--- ENTRIES PROVIDED ---
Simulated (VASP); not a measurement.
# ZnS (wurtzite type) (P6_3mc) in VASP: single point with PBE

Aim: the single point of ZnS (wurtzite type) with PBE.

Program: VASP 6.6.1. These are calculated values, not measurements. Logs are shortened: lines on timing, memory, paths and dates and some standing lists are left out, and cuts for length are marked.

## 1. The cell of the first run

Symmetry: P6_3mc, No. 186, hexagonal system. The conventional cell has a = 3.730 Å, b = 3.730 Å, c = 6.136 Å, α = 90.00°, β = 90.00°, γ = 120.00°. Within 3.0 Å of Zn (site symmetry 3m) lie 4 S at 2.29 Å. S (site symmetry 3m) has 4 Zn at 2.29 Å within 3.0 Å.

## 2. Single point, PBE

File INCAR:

--- ACTIVITY ---
Nothing added, nothing dropped: copy the data above.

--- PROBLEM SOLUTION ---
Simulated (VASP); not a measurement.
# ZnS (wurtzite type) (P6_3mc) in VASP: single point with PBE

Aim: the single point of ZnS (wurtzite type) with PBE.

Program: VASP 6.6.1. These are calculated values, not measurements. Logs are shortened: lines on timing, memory, paths and dates and some standing lists are left out, and cuts for length are marked.

## 1. The cell of the first run

Symmetry: P6_3mc, No. 186, hexagonal system. The conventional cell has a = 3.730 Å, b = 3.730 Å, c = 6.136 Å, α = 90.00°, β = 90.00°, γ = 120.00°. Within 3.0 Å of Zn (site symmetry 3m) lie 4 S at 2.29 Å. S (site symmetry 3m) has 4 Zn at 2.29 Å within 3.0 Å.

## 2. Single point, PBE

File INCAR:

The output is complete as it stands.